Copy out the data below. Leave nothing out and alter nothing.

-------------------------

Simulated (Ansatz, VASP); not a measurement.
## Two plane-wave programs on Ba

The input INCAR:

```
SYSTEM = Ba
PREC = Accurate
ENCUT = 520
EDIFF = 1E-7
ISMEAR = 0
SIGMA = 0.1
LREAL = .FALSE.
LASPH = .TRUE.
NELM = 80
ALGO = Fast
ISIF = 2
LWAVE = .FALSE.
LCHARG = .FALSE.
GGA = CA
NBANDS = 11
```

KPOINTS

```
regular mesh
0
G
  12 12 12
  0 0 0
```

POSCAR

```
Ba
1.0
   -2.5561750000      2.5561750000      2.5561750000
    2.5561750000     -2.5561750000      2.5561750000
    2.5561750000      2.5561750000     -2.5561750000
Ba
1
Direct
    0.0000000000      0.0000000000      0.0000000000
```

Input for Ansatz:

-------------------------

• **Exercise answer**:
Simulated (Ansatz, VASP); not a measurement.
## Two plane-wave programs on Ba

The input INCAR:

```
SYSTEM = Ba
PREC = Accurate
ENCUT = 520
EDIFF = 1E-7
ISMEAR = 0
SIGMA = 0.1
LREAL = .FALSE.
LASPH = .TRUE.
NELM = 80
ALGO = Fast
ISIF = 2
LWAVE = .FALSE.
LCHARG = .FALSE.
GGA = CA
NBANDS = 11
```

KPOINTS

```
regular mesh
0
G
  12 12 12
  0 0 0
```

POSCAR

```
Ba
1.0
   -2.5561750000      2.5561750000      2.5561750000
    2.5561750000     -2.5561750000      2.5561750000
    2.5561750000      2.5561750000     -2.5561750000
Ba
1
Direct
    0.0000000000      0.0000000000      0.0000000000
```

Input for Ansatz:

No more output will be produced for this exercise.